### [Extracted material]
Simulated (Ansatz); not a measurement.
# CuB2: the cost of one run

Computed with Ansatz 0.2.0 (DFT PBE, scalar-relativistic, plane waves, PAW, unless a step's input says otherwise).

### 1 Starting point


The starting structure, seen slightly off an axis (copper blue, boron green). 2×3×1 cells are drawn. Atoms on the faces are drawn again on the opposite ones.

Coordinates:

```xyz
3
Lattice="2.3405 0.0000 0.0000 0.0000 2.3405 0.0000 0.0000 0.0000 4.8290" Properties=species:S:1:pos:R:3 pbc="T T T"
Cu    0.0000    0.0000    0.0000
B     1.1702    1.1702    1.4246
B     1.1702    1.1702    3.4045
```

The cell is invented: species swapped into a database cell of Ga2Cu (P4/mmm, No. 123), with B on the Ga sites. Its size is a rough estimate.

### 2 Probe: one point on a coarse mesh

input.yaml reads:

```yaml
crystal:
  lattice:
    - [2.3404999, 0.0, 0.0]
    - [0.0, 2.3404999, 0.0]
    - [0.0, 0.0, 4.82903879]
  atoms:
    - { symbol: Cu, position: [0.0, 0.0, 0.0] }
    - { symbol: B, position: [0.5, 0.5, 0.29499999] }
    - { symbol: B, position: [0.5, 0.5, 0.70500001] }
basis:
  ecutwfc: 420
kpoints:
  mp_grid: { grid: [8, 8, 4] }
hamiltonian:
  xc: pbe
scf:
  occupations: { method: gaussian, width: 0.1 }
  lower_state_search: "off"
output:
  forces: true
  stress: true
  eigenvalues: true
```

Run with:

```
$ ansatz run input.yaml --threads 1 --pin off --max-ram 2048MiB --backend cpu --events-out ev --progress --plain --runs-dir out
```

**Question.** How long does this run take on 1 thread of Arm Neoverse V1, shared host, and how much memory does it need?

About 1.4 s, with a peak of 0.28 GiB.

### [Brief]
Please reproduce, exactly as written, the lines of the records from the first line through the one containing "### 1 Starting point".

### [Exercise answer]
Simulated (Ansatz); not a measurement.
# CuB2: the cost of one run

Computed with Ansatz 0.2.0 (DFT PBE, scalar-relativistic, plane waves, PAW, unless a step's input says otherwise).

### 1 Starting point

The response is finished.